[Start of section]

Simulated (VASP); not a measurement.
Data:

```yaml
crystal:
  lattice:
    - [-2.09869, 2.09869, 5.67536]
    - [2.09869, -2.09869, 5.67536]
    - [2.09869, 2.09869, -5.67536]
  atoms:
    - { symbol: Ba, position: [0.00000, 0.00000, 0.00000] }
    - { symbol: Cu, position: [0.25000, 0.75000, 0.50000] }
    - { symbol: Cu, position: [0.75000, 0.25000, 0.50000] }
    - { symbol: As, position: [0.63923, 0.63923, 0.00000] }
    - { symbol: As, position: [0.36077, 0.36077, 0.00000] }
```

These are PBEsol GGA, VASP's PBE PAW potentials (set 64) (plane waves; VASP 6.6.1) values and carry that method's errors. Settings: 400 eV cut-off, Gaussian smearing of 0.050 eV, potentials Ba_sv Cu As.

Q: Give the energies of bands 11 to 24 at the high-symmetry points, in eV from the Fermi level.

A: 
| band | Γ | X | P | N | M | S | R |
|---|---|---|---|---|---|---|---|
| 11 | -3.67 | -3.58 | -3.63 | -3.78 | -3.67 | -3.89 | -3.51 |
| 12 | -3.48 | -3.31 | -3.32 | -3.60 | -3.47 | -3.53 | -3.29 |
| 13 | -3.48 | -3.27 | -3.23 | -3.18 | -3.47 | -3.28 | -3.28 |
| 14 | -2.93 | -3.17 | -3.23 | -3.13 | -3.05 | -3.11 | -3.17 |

[End of section]

## ACTIVITY:
The entries above hold a line with "Q: Give the" and a later line with "-3.53 | -3.29 |". Write out exactly those lines and all lines between, nothing more.

## EXERCISE ANSWER:
Q: Give the energies of bands 11 to 24 at the high-symmetry points, in eV from the Fermi level.

A: 
| band | Γ | X | P | N | M | S | R |
|---|---|---|---|---|---|---|---|
| 11 | -3.67 | -3.58 | -3.63 | -3.78 | -3.67 | -3.89 | -3.51 |
| 12 | -3.48 | -3.31 | -3.32 | -3.60 | -3.47 | -3.53 | -3.29 |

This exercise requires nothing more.